• Work task:
Each line below is to be set down again exactly.

• Source material:

= Beginning of Section =

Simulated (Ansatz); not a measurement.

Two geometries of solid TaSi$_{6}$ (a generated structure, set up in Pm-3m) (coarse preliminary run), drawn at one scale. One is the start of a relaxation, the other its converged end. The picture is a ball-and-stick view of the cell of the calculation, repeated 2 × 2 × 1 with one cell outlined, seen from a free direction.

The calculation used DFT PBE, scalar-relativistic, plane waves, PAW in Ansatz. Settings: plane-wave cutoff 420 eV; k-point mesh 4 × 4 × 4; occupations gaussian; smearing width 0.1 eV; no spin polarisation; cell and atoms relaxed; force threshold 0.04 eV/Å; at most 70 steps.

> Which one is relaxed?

= End of Section =

• Your solution:
Simulated (Ansatz); not a measurement.

Two geometries of solid TaSi$_{6}$ (a generated structure, set up in Pm-3m) (coarse preliminary run), drawn at one scale. One is the start of a relaxation, the other its converged end. The picture is a ball-and-stick view of the cell of the calculation, repeated 2 × 2 × 1 with one cell outlined, seen from a free direction.

The calculation used DFT PBE, scalar-relativistic, plane waves, PAW in Ansatz. Settings: plane-wave cutoff 420 eV; k-point mesh 4 × 4 × 4; occupations gaussian; smearing width 0.1 eV; no spin polarisation; cell and atoms relaxed; force threshold 0.04 eV/Å; at most 70 steps.

> Which one is relaxed?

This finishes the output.